> Requirement: The expected output is the complete data, reproduced exactly.

> Given records:
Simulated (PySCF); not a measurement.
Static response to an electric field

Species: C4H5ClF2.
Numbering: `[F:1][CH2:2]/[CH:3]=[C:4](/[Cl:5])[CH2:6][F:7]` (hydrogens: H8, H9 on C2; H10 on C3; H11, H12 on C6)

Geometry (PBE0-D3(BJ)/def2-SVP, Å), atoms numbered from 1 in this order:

> Worked solution:
Simulated (PySCF); not a measurement.
Static response to an electric field

Species: C4H5ClF2.
Numbering: `[F:1][CH2:2]/[CH:3]=[C:4](/[Cl:5])[CH2:6][F:7]` (hydrogens: H8, H9 on C2; H10 on C3; H11, H12 on C6)

Geometry (PBE0-D3(BJ)/def2-SVP, Å), atoms numbered from 1 in this order:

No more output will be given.